REQUIREMENT:
Output, word for word, every line from the start of the listing down to and including the line that contains "References, each an"; include nothing else.

DATA SECTION:
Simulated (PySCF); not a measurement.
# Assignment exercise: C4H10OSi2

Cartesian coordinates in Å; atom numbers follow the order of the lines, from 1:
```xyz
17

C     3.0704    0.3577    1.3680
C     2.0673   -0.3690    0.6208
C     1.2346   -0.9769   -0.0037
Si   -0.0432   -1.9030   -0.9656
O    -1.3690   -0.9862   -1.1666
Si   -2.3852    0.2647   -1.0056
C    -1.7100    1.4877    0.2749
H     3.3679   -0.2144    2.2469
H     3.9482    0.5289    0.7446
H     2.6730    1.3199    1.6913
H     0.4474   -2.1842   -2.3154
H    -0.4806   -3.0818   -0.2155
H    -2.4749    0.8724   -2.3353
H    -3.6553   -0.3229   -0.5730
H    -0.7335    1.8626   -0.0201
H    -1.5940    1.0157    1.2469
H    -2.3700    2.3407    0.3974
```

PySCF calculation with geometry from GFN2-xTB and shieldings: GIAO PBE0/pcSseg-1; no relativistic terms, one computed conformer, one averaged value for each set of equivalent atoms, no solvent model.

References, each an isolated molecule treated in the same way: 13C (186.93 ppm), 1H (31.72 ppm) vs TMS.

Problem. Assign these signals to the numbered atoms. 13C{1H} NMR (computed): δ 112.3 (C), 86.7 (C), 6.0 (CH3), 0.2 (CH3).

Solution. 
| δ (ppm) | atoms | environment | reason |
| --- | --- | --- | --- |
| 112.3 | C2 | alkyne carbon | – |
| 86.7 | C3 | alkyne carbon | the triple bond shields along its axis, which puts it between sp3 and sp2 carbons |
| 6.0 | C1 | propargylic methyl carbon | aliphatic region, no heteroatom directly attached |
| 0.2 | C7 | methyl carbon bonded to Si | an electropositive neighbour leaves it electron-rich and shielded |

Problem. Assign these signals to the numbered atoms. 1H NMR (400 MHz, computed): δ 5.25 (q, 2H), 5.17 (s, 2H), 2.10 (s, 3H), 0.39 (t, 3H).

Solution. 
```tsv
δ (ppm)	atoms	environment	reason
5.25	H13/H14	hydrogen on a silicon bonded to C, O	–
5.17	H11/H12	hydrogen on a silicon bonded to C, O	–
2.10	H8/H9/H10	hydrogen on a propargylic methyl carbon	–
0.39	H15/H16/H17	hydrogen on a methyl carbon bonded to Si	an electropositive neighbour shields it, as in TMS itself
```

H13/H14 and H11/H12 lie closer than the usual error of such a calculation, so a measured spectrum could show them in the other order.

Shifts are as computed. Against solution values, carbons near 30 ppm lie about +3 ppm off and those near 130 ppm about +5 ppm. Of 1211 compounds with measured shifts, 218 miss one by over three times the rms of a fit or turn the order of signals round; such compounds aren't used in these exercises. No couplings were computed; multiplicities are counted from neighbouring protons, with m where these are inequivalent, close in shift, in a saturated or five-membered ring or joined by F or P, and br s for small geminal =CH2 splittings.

TASK RESULT:
Simulated (PySCF); not a measurement.
# Assignment exercise: C4H10OSi2

Cartesian coordinates in Å; atom numbers follow the order of the lines, from 1:
```xyz
17

C     3.0704    0.3577    1.3680
C     2.0673   -0.3690    0.6208
C     1.2346   -0.9769   -0.0037
Si   -0.0432   -1.9030   -0.9656
O    -1.3690   -0.9862   -1.1666
Si   -2.3852    0.2647   -1.0056
C    -1.7100    1.4877    0.2749
H     3.3679   -0.2144    2.2469
H     3.9482    0.5289    0.7446
H     2.6730    1.3199    1.6913
H     0.4474   -2.1842   -2.3154
H    -0.4806   -3.0818   -0.2155
H    -2.4749    0.8724   -2.3353
H    -3.6553   -0.3229   -0.5730
H    -0.7335    1.8626   -0.0201
H    -1.5940    1.0157    1.2469
H    -2.3700    2.3407    0.3974
```

PySCF calculation with geometry from GFN2-xTB and shieldings: GIAO PBE0/pcSseg-1; no relativistic terms, one computed conformer, one averaged value for each set of equivalent atoms, no solvent model.

References, each an isolated molecule treated in the same way: 13C (186.93 ppm), 1H (31.72 ppm) vs TMS.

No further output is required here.